> _Information supplied_
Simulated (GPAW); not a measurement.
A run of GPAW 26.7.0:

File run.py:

> _Activity_
Return every line of the data unchanged.

> _Response_
Simulated (GPAW); not a measurement.
A run of GPAW 26.7.0:

File run.py:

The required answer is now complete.